## WORK TASK
Transcribe the data that follows precisely, omitting nothing.

## SUPPLIED ENTRIES
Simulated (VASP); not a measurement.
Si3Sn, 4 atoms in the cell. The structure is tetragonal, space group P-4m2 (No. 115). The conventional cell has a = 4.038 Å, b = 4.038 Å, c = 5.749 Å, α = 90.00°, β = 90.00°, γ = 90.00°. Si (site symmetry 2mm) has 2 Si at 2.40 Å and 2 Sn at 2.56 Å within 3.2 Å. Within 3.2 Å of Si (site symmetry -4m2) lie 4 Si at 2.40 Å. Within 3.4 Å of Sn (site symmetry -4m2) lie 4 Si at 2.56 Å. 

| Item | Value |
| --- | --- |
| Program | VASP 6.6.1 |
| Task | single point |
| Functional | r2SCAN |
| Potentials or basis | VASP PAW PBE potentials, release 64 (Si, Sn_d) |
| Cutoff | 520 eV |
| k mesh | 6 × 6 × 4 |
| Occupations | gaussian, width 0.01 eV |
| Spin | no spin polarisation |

## TASK ANSWER
Simulated (VASP); not a measurement.
Si3Sn, 4 atoms in the cell. The structure is tetragonal, space group P-4m2 (No. 115). The conventional cell has a = 4.038 Å, b = 4.038 Å, c = 5.749 Å, α = 90.00°, β = 90.00°, γ = 90.00°. Si (site symmetry 2mm) has 2 Si at 2.40 Å and 2 Sn at 2.56 Å within 3.2 Å. Within 3.2 Å of Si (site symmetry -4m2) lie 4 Si at 2.40 Å. Within 3.4 Å of Sn (site symmetry -4m2) lie 4 Si at 2.56 Å. 

| Item | Value |
| --- | --- |
| Program | VASP 6.6.1 |
| Task | single point |
| Functional | r2SCAN |
| Potentials or basis | VASP PAW PBE potentials, release 64 (Si, Sn_d) |
| Cutoff | 520 eV |
| k mesh | 6 × 6 × 4 |
| Occupations | gaussian, width 0.01 eV |
| Spin | no spin polarisation |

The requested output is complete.